# ASSIGNED TASK
Return the whole of the data exactly.

BEGIN PROVIDED INFORMATION

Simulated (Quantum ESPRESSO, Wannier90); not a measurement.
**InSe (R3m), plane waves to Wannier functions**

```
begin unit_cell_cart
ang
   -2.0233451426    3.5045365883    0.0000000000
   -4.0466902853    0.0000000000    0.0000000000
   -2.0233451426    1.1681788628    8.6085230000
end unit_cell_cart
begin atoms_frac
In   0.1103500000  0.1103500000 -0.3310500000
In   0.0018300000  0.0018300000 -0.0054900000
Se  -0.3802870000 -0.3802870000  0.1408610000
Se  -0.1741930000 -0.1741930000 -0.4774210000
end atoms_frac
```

END PROVIDED INFORMATION

# YOUR RESPONSE
Simulated (Quantum ESPRESSO, Wannier90); not a measurement.
**InSe (R3m), plane waves to Wannier functions**

```
begin unit_cell_cart
ang
   -2.0233451426    3.5045365883    0.0000000000
   -4.0466902853    0.0000000000    0.0000000000
   -2.0233451426    1.1681788628    8.6085230000
end unit_cell_cart
begin atoms_frac
In   0.1103500000  0.1103500000 -0.3310500000
In   0.0018300000  0.0018300000 -0.0054900000
Se  -0.3802870000 -0.3802870000  0.1408610000
Se  -0.1741930000 -0.1741930000 -0.4774210000
end atoms_frac
```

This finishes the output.